*Required action*.
Start to finish, return the listing exactly as written.

- - - - -
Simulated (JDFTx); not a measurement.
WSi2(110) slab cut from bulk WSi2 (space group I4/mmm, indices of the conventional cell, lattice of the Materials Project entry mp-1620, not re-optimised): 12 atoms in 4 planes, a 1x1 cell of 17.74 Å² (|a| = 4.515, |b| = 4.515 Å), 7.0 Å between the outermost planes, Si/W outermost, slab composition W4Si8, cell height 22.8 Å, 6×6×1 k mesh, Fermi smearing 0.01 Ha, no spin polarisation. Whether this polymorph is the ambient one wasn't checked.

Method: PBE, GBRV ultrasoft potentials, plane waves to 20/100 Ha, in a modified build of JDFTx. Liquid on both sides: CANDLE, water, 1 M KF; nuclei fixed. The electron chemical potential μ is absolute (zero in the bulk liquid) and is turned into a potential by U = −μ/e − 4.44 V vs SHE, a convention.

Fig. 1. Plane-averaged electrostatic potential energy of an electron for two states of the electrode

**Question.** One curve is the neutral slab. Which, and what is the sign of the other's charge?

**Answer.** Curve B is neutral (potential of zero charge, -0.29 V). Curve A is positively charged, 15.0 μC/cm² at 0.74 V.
- - - - -

*Task answer*.
Simulated (JDFTx); not a measurement.
WSi2(110) slab cut from bulk WSi2 (space group I4/mmm, indices of the conventional cell, lattice of the Materials Project entry mp-1620, not re-optimised): 12 atoms in 4 planes, a 1x1 cell of 17.74 Å² (|a| = 4.515, |b| = 4.515 Å), 7.0 Å between the outermost planes, Si/W outermost, slab composition W4Si8, cell height 22.8 Å, 6×6×1 k mesh, Fermi smearing 0.01 Ha, no spin polarisation. Whether this polymorph is the ambient one wasn't checked.

Method: PBE, GBRV ultrasoft potentials, plane waves to 20/100 Ha, in a modified build of JDFTx. Liquid on both sides: CANDLE, water, 1 M KF; nuclei fixed. The electron chemical potential μ is absolute (zero in the bulk liquid) and is turned into a potential by U = −μ/e − 4.44 V vs SHE, a convention.

Fig. 1. Plane-averaged electrostatic potential energy of an electron for two states of the electrode

**Question.** One curve is the neutral slab. Which, and what is the sign of the other's charge?

**Answer.** Curve B is neutral (potential of zero charge, -0.29 V). Curve A is positively charged, 15.0 μC/cm² at 0.74 V.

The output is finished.